>>>
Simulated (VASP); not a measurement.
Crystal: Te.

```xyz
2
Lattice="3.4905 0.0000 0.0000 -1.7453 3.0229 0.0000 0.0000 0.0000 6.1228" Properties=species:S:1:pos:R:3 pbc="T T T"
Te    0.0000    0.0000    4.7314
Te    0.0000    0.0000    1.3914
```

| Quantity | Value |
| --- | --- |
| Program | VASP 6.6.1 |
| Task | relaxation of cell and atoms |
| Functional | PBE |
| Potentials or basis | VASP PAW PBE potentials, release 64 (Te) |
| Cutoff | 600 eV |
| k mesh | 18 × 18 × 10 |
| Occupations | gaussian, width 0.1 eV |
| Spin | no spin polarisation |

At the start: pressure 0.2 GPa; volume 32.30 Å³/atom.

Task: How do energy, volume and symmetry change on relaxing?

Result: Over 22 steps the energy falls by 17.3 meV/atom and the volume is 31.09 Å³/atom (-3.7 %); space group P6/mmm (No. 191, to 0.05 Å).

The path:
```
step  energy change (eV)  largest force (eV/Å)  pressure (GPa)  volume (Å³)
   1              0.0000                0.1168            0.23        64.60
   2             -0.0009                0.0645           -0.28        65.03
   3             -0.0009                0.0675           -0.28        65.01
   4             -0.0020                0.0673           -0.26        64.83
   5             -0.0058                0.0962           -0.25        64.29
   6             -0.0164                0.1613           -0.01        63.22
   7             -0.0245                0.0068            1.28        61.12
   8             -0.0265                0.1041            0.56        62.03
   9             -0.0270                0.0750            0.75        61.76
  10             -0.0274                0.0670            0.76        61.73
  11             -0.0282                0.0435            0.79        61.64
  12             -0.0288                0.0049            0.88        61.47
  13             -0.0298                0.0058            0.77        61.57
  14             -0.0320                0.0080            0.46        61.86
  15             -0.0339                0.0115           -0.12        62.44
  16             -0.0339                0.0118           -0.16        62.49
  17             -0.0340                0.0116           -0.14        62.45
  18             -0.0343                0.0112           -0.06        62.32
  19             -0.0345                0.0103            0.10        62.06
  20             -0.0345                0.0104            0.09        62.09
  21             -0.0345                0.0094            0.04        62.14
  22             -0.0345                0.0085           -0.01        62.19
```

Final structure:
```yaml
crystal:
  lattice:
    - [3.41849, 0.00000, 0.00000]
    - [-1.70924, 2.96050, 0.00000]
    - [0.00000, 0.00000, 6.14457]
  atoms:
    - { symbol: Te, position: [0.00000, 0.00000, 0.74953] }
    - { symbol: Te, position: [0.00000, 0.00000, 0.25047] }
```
<<<

Required action
Your answer must consist only of the lines from the start of the records above through the line with "Functional | PBE |", each retyped exactly.

Exercise result
Simulated (VASP); not a measurement.
Crystal: Te.

```xyz
2
Lattice="3.4905 0.0000 0.0000 -1.7453 3.0229 0.0000 0.0000 0.0000 6.1228" Properties=species:S:1:pos:R:3 pbc="T T T"
Te    0.0000    0.0000    4.7314
Te    0.0000    0.0000    1.3914
```

| Quantity | Value |
| --- | --- |
| Program | VASP 6.6.1 |
| Task | relaxation of cell and atoms |
| Functional | PBE |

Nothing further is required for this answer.